**WORK INSTRUCTION:**
Every single record needs to be restated word for word.

*** DATA FOR ANALYSIS ***

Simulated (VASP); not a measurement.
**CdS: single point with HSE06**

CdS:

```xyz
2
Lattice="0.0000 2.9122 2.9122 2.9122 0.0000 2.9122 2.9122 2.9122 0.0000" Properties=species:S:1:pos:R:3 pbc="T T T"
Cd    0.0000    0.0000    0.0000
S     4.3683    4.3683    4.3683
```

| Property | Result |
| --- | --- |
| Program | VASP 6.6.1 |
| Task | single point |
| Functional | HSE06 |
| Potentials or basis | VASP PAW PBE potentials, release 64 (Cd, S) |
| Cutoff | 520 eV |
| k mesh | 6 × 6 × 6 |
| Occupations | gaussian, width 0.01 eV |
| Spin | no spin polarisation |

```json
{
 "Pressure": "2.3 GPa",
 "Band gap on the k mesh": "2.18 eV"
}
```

*** End of DATA FOR ANALYSIS ***

**EXERCISE RESULT:**
Simulated (VASP); not a measurement.
**CdS: single point with HSE06**

CdS:

```xyz
2
Lattice="0.0000 2.9122 2.9122 2.9122 0.0000 2.9122 2.9122 2.9122 0.0000" Properties=species:S:1:pos:R:3 pbc="T T T"
Cd    0.0000    0.0000    0.0000
S     4.3683    4.3683    4.3683
```

| Property | Result |
| --- | --- |
| Program | VASP 6.6.1 |
| Task | single point |
| Functional | HSE06 |
| Potentials or basis | VASP PAW PBE potentials, release 64 (Cd, S) |
| Cutoff | 520 eV |
| k mesh | 6 × 6 × 6 |
| Occupations | gaussian, width 0.01 eV |
| Spin | no spin polarisation |

```json
{
 "Pressure": "2.3 GPa",
 "Band gap on the k mesh": "2.18 eV"
}
```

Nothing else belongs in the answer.